• Work request:
Repeat the records. Leave nothing out.

───── Supplied material
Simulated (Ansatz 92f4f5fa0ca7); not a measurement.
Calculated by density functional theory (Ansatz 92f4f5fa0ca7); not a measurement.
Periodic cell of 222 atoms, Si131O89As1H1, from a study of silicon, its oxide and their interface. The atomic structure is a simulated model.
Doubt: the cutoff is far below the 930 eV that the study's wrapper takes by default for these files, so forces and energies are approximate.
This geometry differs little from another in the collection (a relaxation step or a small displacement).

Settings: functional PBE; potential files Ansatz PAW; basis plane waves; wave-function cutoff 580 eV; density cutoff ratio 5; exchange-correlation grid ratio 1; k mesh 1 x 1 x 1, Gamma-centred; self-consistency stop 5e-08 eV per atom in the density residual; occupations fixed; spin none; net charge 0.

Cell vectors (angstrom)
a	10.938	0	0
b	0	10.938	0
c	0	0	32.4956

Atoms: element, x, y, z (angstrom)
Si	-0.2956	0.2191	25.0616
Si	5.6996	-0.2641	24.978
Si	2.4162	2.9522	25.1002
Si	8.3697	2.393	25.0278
──────────

• Exercise answer:
Simulated (Ansatz 92f4f5fa0ca7); not a measurement.
Calculated by density functional theory (Ansatz 92f4f5fa0ca7); not a measurement.
Periodic cell of 222 atoms, Si131O89As1H1, from a study of silicon, its oxide and their interface. The atomic structure is a simulated model.
Doubt: the cutoff is far below the 930 eV that the study's wrapper takes by default for these files, so forces and energies are approximate.
This geometry differs little from another in the collection (a relaxation step or a small displacement).

Settings: functional PBE; potential files Ansatz PAW; basis plane waves; wave-function cutoff 580 eV; density cutoff ratio 5; exchange-correlation grid ratio 1; k mesh 1 x 1 x 1, Gamma-centred; self-consistency stop 5e-08 eV per atom in the density residual; occupations fixed; spin none; net charge 0.

Cell vectors (angstrom)
a	10.938	0	0
b	0	10.938	0
c	0	0	32.4956

Atoms: element, x, y, z (angstrom)
Si	-0.2956	0.2191	25.0616
Si	5.6996	-0.2641	24.978
Si	2.4162	2.9522	25.1002
Si	8.3697	2.393	25.0278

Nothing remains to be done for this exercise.